▸ **Data extracts**:
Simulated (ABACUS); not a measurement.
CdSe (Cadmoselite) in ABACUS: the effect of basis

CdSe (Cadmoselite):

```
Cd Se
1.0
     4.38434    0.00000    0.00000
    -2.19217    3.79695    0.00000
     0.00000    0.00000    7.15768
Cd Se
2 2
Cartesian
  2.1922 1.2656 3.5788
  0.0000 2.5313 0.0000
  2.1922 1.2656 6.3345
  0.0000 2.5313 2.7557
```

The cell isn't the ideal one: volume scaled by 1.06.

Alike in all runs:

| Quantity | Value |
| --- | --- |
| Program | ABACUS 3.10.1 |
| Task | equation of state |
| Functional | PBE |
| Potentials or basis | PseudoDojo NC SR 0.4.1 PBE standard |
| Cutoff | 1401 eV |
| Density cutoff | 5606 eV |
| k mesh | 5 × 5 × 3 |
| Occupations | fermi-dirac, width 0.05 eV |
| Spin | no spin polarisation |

▸ **Assigned task**: The records given above are to be repeated in full, exactly.

▸ **Worked solution**:
Simulated (ABACUS); not a measurement.
CdSe (Cadmoselite) in ABACUS: the effect of basis

CdSe (Cadmoselite):

```
Cd Se
1.0
     4.38434    0.00000    0.00000
    -2.19217    3.79695    0.00000
     0.00000    0.00000    7.15768
Cd Se
2 2
Cartesian
  2.1922 1.2656 3.5788
  0.0000 2.5313 0.0000
  2.1922 1.2656 6.3345
  0.0000 2.5313 2.7557
```

The cell isn't the ideal one: volume scaled by 1.06.

Alike in all runs:

| Quantity | Value |
| --- | --- |
| Program | ABACUS 3.10.1 |
| Task | equation of state |
| Functional | PBE |
| Potentials or basis | PseudoDojo NC SR 0.4.1 PBE standard |
| Cutoff | 1401 eV |
| Density cutoff | 5606 eV |
| k mesh | 5 × 5 × 3 |
| Occupations | fermi-dirac, width 0.05 eV |
| Spin | no spin polarisation |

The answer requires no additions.